### Work order
Please write out, exactly as given, every line of the entries below up to and including the line with "Coordination numbers (neighbours".

*** Block opens ***
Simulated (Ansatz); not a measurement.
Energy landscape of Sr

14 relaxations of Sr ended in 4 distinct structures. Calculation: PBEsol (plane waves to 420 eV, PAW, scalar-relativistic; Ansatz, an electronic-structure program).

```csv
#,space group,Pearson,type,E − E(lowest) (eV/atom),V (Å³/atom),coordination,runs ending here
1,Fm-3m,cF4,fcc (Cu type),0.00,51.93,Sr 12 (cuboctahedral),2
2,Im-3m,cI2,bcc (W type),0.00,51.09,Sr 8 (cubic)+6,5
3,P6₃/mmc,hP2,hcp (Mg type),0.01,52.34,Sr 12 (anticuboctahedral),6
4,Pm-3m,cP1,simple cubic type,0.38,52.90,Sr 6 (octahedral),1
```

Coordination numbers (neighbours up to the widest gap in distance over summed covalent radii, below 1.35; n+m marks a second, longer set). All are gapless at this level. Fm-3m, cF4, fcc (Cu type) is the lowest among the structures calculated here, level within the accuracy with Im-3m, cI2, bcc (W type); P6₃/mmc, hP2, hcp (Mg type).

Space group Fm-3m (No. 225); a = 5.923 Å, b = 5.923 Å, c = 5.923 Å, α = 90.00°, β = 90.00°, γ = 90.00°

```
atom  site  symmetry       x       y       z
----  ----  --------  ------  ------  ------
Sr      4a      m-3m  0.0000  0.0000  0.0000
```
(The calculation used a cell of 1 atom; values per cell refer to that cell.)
*** Block closes ***

### Answer space
Simulated (Ansatz); not a measurement.
Energy landscape of Sr

14 relaxations of Sr ended in 4 distinct structures. Calculation: PBEsol (plane waves to 420 eV, PAW, scalar-relativistic; Ansatz, an electronic-structure program).

```csv
#,space group,Pearson,type,E − E(lowest) (eV/atom),V (Å³/atom),coordination,runs ending here
1,Fm-3m,cF4,fcc (Cu type),0.00,51.93,Sr 12 (cuboctahedral),2
2,Im-3m,cI2,bcc (W type),0.00,51.09,Sr 8 (cubic)+6,5
3,P6₃/mmc,hP2,hcp (Mg type),0.01,52.34,Sr 12 (anticuboctahedral),6
4,Pm-3m,cP1,simple cubic type,0.38,52.90,Sr 6 (octahedral),1
```

Coordination numbers (neighbours up to the widest gap in distance over summed covalent radii, below 1.35; n+m marks a second, longer set). All are gapless at this level. Fm-3m, cF4, fcc (Cu type) is the lowest among the structures calculated here, level within the accuracy with Im-3m, cI2, bcc (W type); P6₃/mmc, hP2, hcp (Mg type).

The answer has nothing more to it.